* WORK ORDER:
The expected response is the full set of records, unchanged.

* INFORMATION GIVEN:
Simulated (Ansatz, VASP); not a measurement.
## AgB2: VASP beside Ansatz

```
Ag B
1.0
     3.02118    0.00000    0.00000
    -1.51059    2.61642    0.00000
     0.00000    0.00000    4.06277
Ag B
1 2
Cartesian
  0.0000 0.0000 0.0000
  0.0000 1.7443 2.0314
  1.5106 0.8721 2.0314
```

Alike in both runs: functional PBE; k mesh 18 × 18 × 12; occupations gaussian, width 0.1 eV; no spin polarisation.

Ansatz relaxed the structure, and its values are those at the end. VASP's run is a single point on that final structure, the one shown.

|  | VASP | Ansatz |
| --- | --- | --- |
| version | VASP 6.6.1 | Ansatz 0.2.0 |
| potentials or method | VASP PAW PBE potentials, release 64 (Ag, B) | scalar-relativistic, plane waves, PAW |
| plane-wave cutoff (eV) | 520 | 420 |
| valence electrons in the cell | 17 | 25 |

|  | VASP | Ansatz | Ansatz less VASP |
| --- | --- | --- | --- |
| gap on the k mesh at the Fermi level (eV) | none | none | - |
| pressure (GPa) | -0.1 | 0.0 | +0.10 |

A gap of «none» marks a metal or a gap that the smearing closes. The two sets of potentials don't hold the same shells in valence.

* RESPONSE BOX:
Simulated (Ansatz, VASP); not a measurement.
## AgB2: VASP beside Ansatz

```
Ag B
1.0
     3.02118    0.00000    0.00000
    -1.51059    2.61642    0.00000
     0.00000    0.00000    4.06277
Ag B
1 2
Cartesian
  0.0000 0.0000 0.0000
  0.0000 1.7443 2.0314
  1.5106 0.8721 2.0314
```

Alike in both runs: functional PBE; k mesh 18 × 18 × 12; occupations gaussian, width 0.1 eV; no spin polarisation.

Ansatz relaxed the structure, and its values are those at the end. VASP's run is a single point on that final structure, the one shown.

|  | VASP | Ansatz |
| --- | --- | --- |
| version | VASP 6.6.1 | Ansatz 0.2.0 |
| potentials or method | VASP PAW PBE potentials, release 64 (Ag, B) | scalar-relativistic, plane waves, PAW |
| plane-wave cutoff (eV) | 520 | 420 |
| valence electrons in the cell | 17 | 25 |

|  | VASP | Ansatz | Ansatz less VASP |
| --- | --- | --- | --- |
| gap on the k mesh at the Fermi level (eV) | none | none | - |
| pressure (GPa) | -0.1 | 0.0 | +0.10 |

A gap of «none» marks a metal or a gap that the smearing closes. The two sets of potentials don't hold the same shells in valence.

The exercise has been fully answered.